....................
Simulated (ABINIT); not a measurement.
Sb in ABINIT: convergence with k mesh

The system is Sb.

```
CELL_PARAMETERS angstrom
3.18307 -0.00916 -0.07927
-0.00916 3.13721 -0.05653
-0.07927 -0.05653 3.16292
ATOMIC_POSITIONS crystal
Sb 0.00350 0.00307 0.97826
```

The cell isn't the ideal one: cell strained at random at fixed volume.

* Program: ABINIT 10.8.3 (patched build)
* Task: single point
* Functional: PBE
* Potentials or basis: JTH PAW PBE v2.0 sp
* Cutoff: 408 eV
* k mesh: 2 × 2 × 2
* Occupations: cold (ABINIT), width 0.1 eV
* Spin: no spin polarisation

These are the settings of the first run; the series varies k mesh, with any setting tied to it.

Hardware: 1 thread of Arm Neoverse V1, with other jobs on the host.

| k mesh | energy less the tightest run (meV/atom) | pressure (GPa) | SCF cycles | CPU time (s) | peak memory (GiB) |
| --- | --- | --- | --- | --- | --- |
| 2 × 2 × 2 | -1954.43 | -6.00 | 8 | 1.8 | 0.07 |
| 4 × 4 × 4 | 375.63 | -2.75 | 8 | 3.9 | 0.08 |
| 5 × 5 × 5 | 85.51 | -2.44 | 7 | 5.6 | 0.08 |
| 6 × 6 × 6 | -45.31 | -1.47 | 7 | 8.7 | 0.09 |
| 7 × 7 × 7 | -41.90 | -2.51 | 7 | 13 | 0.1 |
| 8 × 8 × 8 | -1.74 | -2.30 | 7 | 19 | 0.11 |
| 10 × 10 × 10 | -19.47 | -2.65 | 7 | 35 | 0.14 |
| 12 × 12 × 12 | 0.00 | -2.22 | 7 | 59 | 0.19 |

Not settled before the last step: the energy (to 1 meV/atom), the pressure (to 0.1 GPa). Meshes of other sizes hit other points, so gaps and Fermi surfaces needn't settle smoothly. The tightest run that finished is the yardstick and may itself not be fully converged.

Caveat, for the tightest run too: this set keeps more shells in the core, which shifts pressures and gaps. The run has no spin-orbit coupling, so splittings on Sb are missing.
....................

Your task is to set down only the lines that run from the opening of the listing to the line with "7 | 13 | 0.1 |", both ends included, each unchanged.

Simulated (ABINIT); not a measurement.
Sb in ABINIT: convergence with k mesh

The system is Sb.

```
CELL_PARAMETERS angstrom
3.18307 -0.00916 -0.07927
-0.00916 3.13721 -0.05653
-0.07927 -0.05653 3.16292
ATOMIC_POSITIONS crystal
Sb 0.00350 0.00307 0.97826
```

The cell isn't the ideal one: cell strained at random at fixed volume.

* Program: ABINIT 10.8.3 (patched build)
* Task: single point
* Functional: PBE
* Potentials or basis: JTH PAW PBE v2.0 sp
* Cutoff: 408 eV
* k mesh: 2 × 2 × 2
* Occupations: cold (ABINIT), width 0.1 eV
* Spin: no spin polarisation

These are the settings of the first run; the series varies k mesh, with any setting tied to it.

Hardware: 1 thread of Arm Neoverse V1, with other jobs on the host.

| k mesh | energy less the tightest run (meV/atom) | pressure (GPa) | SCF cycles | CPU time (s) | peak memory (GiB) |
| --- | --- | --- | --- | --- | --- |
| 2 × 2 × 2 | -1954.43 | -6.00 | 8 | 1.8 | 0.07 |
| 4 × 4 × 4 | 375.63 | -2.75 | 8 | 3.9 | 0.08 |
| 5 × 5 × 5 | 85.51 | -2.44 | 7 | 5.6 | 0.08 |
| 6 × 6 × 6 | -45.31 | -1.47 | 7 | 8.7 | 0.09 |
| 7 × 7 × 7 | -41.90 | -2.51 | 7 | 13 | 0.1 |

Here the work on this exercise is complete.